Reproduce the entries from their first line up to and including the line with "less VASP |". Leave out everything after it.

%%
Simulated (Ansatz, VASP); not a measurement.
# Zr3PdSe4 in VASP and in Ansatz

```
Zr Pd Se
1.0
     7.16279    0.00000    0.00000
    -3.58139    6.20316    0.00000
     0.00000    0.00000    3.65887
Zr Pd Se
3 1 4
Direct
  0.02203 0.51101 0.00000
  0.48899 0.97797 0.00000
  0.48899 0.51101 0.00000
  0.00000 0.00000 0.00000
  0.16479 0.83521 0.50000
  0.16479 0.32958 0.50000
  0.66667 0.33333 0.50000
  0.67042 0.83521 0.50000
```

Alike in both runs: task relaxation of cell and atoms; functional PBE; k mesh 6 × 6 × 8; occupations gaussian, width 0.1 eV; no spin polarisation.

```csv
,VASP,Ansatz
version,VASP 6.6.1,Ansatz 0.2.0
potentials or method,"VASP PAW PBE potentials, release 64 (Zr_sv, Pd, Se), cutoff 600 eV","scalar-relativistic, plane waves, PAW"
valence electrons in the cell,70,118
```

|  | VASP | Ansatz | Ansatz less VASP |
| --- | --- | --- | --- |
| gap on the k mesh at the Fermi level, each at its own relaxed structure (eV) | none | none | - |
%%

**WORKED SOLUTION**
Simulated (Ansatz, VASP); not a measurement.
# Zr3PdSe4 in VASP and in Ansatz

```
Zr Pd Se
1.0
     7.16279    0.00000    0.00000
    -3.58139    6.20316    0.00000
     0.00000    0.00000    3.65887
Zr Pd Se
3 1 4
Direct
  0.02203 0.51101 0.00000
  0.48899 0.97797 0.00000
  0.48899 0.51101 0.00000
  0.00000 0.00000 0.00000
  0.16479 0.83521 0.50000
  0.16479 0.32958 0.50000
  0.66667 0.33333 0.50000
  0.67042 0.83521 0.50000
```

Alike in both runs: task relaxation of cell and atoms; functional PBE; k mesh 6 × 6 × 8; occupations gaussian, width 0.1 eV; no spin polarisation.

```csv
,VASP,Ansatz
version,VASP 6.6.1,Ansatz 0.2.0
potentials or method,"VASP PAW PBE potentials, release 64 (Zr_sv, Pd, Se), cutoff 600 eV","scalar-relativistic, plane waves, PAW"
valence electrons in the cell,70,118
```

|  | VASP | Ansatz | Ansatz less VASP |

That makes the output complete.